# Activity
Beginning with the first line below, please repeat the material exactly, ending with the line that includes "Estimate the wall time of this run.".

# Extracted records
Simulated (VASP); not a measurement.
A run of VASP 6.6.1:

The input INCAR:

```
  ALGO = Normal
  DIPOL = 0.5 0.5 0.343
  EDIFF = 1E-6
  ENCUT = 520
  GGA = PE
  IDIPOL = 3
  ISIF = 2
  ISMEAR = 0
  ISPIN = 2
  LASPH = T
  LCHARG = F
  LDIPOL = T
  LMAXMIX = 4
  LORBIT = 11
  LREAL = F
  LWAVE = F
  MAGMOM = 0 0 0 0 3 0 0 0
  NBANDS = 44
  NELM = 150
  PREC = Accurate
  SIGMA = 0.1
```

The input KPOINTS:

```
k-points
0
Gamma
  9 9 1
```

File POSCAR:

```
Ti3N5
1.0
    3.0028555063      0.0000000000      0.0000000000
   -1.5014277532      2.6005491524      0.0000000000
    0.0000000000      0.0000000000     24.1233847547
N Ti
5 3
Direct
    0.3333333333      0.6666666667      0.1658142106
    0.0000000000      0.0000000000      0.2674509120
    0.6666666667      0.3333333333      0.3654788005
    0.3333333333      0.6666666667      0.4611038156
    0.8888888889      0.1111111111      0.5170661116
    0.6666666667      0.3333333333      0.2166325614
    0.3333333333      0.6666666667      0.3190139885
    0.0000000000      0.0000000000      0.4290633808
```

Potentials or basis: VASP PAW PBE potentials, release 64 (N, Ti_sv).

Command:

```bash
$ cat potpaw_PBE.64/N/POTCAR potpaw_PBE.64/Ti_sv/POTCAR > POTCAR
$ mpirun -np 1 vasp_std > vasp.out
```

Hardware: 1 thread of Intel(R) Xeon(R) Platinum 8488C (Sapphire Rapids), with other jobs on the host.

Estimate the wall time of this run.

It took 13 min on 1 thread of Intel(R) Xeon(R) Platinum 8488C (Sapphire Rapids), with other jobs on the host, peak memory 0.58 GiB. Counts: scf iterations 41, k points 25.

# Problem solution
Simulated (VASP); not a measurement.
A run of VASP 6.6.1:

The input INCAR:

```
  ALGO = Normal
  DIPOL = 0.5 0.5 0.343
  EDIFF = 1E-6
  ENCUT = 520
  GGA = PE
  IDIPOL = 3
  ISIF = 2
  ISMEAR = 0
  ISPIN = 2
  LASPH = T
  LCHARG = F
  LDIPOL = T
  LMAXMIX = 4
  LORBIT = 11
  LREAL = F
  LWAVE = F
  MAGMOM = 0 0 0 0 3 0 0 0
  NBANDS = 44
  NELM = 150
  PREC = Accurate
  SIGMA = 0.1
```

The input KPOINTS:

```
k-points
0
Gamma
  9 9 1
```

File POSCAR:

```
Ti3N5
1.0
    3.0028555063      0.0000000000      0.0000000000
   -1.5014277532      2.6005491524      0.0000000000
    0.0000000000      0.0000000000     24.1233847547
N Ti
5 3
Direct
    0.3333333333      0.6666666667      0.1658142106
    0.0000000000      0.0000000000      0.2674509120
    0.6666666667      0.3333333333      0.3654788005
    0.3333333333      0.6666666667      0.4611038156
    0.8888888889      0.1111111111      0.5170661116
    0.6666666667      0.3333333333      0.2166325614
    0.3333333333      0.6666666667      0.3190139885
    0.0000000000      0.0000000000      0.4290633808
```

Potentials or basis: VASP PAW PBE potentials, release 64 (N, Ti_sv).

Command:

```bash
$ cat potpaw_PBE.64/N/POTCAR potpaw_PBE.64/Ti_sv/POTCAR > POTCAR
$ mpirun -np 1 vasp_std > vasp.out
```

Hardware: 1 thread of Intel(R) Xeon(R) Platinum 8488C (Sapphire Rapids), with other jobs on the host.

Estimate the wall time of this run.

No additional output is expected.